Retype all of the data exactly as given.

+++++
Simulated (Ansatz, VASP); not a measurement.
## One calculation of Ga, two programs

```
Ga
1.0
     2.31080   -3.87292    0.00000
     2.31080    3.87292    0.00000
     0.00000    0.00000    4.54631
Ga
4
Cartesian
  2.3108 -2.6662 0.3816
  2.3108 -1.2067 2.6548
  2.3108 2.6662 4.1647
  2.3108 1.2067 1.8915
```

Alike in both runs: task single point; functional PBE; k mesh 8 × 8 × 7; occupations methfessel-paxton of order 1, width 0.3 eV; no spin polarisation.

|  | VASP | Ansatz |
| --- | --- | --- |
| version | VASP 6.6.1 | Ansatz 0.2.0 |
+++++

WRITTEN RESPONSE:
Simulated (Ansatz, VASP); not a measurement.
## One calculation of Ga, two programs

```
Ga
1.0
     2.31080   -3.87292    0.00000
     2.31080    3.87292    0.00000
     0.00000    0.00000    4.54631
Ga
4
Cartesian
  2.3108 -2.6662 0.3816
  2.3108 -1.2067 2.6548
  2.3108 2.6662 4.1647
  2.3108 1.2067 1.8915
```

Alike in both runs: task single point; functional PBE; k mesh 8 × 8 × 7; occupations methfessel-paxton of order 1, width 0.3 eV; no spin polarisation.

|  | VASP | Ansatz |
| --- | --- | --- |
| version | VASP 6.6.1 | Ansatz 0.2.0 |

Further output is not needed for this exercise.